Dataset
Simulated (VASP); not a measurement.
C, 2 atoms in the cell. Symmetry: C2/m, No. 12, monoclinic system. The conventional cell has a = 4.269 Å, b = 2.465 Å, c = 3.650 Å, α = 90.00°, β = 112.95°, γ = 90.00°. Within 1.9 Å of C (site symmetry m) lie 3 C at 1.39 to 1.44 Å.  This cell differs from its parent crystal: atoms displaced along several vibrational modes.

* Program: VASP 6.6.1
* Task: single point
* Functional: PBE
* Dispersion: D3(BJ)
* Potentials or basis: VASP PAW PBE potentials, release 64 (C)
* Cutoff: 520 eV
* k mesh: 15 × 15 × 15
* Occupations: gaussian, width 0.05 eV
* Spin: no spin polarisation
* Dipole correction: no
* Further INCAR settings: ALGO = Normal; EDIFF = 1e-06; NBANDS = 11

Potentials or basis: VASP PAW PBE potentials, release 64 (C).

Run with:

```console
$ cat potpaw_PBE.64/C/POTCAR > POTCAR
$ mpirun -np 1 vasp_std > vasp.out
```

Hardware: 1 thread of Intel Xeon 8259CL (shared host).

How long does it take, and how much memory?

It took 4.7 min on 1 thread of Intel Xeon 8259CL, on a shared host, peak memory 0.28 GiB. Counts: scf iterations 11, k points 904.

Work order
Each line from the top of the material above through the line with "How long does it take, and how much memory?" must be echoed exactly, and no other line.

Response area
Simulated (VASP); not a measurement.
C, 2 atoms in the cell. Symmetry: C2/m, No. 12, monoclinic system. The conventional cell has a = 4.269 Å, b = 2.465 Å, c = 3.650 Å, α = 90.00°, β = 112.95°, γ = 90.00°. Within 1.9 Å of C (site symmetry m) lie 3 C at 1.39 to 1.44 Å.  This cell differs from its parent crystal: atoms displaced along several vibrational modes.

* Program: VASP 6.6.1
* Task: single point
* Functional: PBE
* Dispersion: D3(BJ)
* Potentials or basis: VASP PAW PBE potentials, release 64 (C)
* Cutoff: 520 eV
* k mesh: 15 × 15 × 15
* Occupations: gaussian, width 0.05 eV
* Spin: no spin polarisation
* Dipole correction: no
* Further INCAR settings: ALGO = Normal; EDIFF = 1e-06; NBANDS = 11

Potentials or basis: VASP PAW PBE potentials, release 64 (C).

Run with:

```console
$ cat potpaw_PBE.64/C/POTCAR > POTCAR
$ mpirun -np 1 vasp_std > vasp.out
```

Hardware: 1 thread of Intel Xeon 8259CL (shared host).

How long does it take, and how much memory?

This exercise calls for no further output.